- **DATA SHOWN**:
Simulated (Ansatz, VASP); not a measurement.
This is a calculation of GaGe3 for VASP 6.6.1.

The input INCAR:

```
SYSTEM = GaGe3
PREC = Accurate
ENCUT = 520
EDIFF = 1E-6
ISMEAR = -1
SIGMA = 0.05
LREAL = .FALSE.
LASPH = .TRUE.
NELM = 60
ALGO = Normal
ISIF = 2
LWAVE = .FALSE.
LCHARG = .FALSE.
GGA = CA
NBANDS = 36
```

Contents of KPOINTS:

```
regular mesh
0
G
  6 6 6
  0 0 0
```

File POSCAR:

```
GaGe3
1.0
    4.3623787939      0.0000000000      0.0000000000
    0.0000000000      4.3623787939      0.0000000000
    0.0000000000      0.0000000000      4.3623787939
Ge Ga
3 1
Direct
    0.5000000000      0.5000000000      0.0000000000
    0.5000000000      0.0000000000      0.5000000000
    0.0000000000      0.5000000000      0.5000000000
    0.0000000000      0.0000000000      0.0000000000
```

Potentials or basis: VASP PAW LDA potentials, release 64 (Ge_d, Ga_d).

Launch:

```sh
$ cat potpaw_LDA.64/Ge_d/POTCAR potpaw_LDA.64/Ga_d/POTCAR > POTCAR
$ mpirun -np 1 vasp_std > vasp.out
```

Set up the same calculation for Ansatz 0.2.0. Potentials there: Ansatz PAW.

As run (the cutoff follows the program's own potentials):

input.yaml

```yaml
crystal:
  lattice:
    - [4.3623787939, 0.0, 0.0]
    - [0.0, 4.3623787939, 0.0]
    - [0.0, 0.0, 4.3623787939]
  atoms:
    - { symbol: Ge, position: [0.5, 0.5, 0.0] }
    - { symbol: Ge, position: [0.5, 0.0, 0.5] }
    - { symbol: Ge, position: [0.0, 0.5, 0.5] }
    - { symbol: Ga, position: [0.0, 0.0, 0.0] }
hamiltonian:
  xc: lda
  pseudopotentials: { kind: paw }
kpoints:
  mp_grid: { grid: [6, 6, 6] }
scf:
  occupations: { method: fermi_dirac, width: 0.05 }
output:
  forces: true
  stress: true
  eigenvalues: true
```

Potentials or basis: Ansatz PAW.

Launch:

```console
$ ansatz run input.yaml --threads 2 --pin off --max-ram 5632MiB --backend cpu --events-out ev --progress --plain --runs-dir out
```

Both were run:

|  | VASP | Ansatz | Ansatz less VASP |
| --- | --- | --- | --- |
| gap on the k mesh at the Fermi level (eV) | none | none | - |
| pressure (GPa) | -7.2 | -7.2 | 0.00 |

- **ACTION ITEM**: From the opening line of the data above, please print each line as written up to and including the line that contains "none | none | - |", and nothing more.

- **ANSWER BOX**:
Simulated (Ansatz, VASP); not a measurement.
This is a calculation of GaGe3 for VASP 6.6.1.

The input INCAR:

```
SYSTEM = GaGe3
PREC = Accurate
ENCUT = 520
EDIFF = 1E-6
ISMEAR = -1
SIGMA = 0.05
LREAL = .FALSE.
LASPH = .TRUE.
NELM = 60
ALGO = Normal
ISIF = 2
LWAVE = .FALSE.
LCHARG = .FALSE.
GGA = CA
NBANDS = 36
```

Contents of KPOINTS:

```
regular mesh
0
G
  6 6 6
  0 0 0
```

File POSCAR:

```
GaGe3
1.0
    4.3623787939      0.0000000000      0.0000000000
    0.0000000000      4.3623787939      0.0000000000
    0.0000000000      0.0000000000      4.3623787939
Ge Ga
3 1
Direct
    0.5000000000      0.5000000000      0.0000000000
    0.5000000000      0.0000000000      0.5000000000
    0.0000000000      0.5000000000      0.5000000000
    0.0000000000      0.0000000000      0.0000000000
```

Potentials or basis: VASP PAW LDA potentials, release 64 (Ge_d, Ga_d).

Launch:

```sh
$ cat potpaw_LDA.64/Ge_d/POTCAR potpaw_LDA.64/Ga_d/POTCAR > POTCAR
$ mpirun -np 1 vasp_std > vasp.out
```

Set up the same calculation for Ansatz 0.2.0. Potentials there: Ansatz PAW.

As run (the cutoff follows the program's own potentials):

input.yaml

```yaml
crystal:
  lattice:
    - [4.3623787939, 0.0, 0.0]
    - [0.0, 4.3623787939, 0.0]
    - [0.0, 0.0, 4.3623787939]
  atoms:
    - { symbol: Ge, position: [0.5, 0.5, 0.0] }
    - { symbol: Ge, position: [0.5, 0.0, 0.5] }
    - { symbol: Ge, position: [0.0, 0.5, 0.5] }
    - { symbol: Ga, position: [0.0, 0.0, 0.0] }
hamiltonian:
  xc: lda
  pseudopotentials: { kind: paw }
kpoints:
  mp_grid: { grid: [6, 6, 6] }
scf:
  occupations: { method: fermi_dirac, width: 0.05 }
output:
  forces: true
  stress: true
  eigenvalues: true
```

Potentials or basis: Ansatz PAW.

Launch:

```console
$ ansatz run input.yaml --threads 2 --pin off --max-ram 5632MiB --backend cpu --events-out ev --progress --plain --runs-dir out
```

Both were run:

|  | VASP | Ansatz | Ansatz less VASP |
| --- | --- | --- | --- |
| gap on the k mesh at the Fermi level (eV) | none | none | - |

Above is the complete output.